Brief: For the entries below, repeat exactly each line starting with the one that contains "Answer: (a) 1.00." and going on through the one that contains "Caveats: some runs", and no others.

Data excerpts:
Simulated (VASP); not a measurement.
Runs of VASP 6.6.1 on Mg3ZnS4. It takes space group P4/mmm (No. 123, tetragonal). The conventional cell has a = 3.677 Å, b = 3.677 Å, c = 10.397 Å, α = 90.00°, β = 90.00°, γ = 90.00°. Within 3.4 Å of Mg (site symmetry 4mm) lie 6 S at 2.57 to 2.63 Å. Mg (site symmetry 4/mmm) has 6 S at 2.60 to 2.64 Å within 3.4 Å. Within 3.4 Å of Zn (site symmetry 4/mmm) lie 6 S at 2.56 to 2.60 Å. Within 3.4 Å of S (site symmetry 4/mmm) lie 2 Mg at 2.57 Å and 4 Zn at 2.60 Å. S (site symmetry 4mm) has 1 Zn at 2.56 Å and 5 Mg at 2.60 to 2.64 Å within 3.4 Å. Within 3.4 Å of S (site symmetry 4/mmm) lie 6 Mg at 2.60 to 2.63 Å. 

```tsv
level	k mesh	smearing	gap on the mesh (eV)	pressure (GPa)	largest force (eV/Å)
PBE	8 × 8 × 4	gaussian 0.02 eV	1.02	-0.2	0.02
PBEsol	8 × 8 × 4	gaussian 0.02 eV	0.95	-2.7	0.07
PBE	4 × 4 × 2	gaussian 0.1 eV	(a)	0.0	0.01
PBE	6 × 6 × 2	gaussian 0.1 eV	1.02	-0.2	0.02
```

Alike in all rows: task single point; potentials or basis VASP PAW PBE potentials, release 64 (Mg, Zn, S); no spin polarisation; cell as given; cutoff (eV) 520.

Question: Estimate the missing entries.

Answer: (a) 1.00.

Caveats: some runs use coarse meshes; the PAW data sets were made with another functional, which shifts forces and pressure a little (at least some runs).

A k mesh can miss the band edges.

Worked solution:
Answer: (a) 1.00.

Caveats: some runs use coarse meshes; the PAW data sets were made with another functional, which shifts forces and pressure a little (at least some runs).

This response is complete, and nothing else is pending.